Work order:
Taking the first line of the listing as the start and the line containing "Result: (c) isotropic" as the end, reproduce everything in between exactly, both ends included.

· · · · ·

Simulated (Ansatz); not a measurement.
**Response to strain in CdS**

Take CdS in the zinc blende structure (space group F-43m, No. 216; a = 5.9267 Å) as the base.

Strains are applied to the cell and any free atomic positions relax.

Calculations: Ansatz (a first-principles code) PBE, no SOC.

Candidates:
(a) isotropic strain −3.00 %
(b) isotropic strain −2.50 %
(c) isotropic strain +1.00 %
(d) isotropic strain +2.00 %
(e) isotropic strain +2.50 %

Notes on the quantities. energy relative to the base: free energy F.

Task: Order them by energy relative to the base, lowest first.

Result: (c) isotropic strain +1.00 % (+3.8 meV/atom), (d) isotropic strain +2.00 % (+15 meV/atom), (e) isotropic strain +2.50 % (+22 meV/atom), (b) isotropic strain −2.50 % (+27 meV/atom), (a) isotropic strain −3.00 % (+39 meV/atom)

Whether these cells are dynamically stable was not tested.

· · · · ·

Worked solution:
Simulated (Ansatz); not a measurement.
**Response to strain in CdS**

Take CdS in the zinc blende structure (space group F-43m, No. 216; a = 5.9267 Å) as the base.

Strains are applied to the cell and any free atomic positions relax.

Calculations: Ansatz (a first-principles code) PBE, no SOC.

Candidates:
(a) isotropic strain −3.00 %
(b) isotropic strain −2.50 %
(c) isotropic strain +1.00 %
(d) isotropic strain +2.00 %
(e) isotropic strain +2.50 %

Notes on the quantities. energy relative to the base: free energy F.

Task: Order them by energy relative to the base, lowest first.

Result: (c) isotropic strain +1.00 % (+3.8 meV/atom), (d) isotropic strain +2.00 % (+15 meV/atom), (e) isotropic strain +2.50 % (+22 meV/atom), (b) isotropic strain −2.50 % (+27 meV/atom), (a) isotropic strain −3.00 % (+39 meV/atom)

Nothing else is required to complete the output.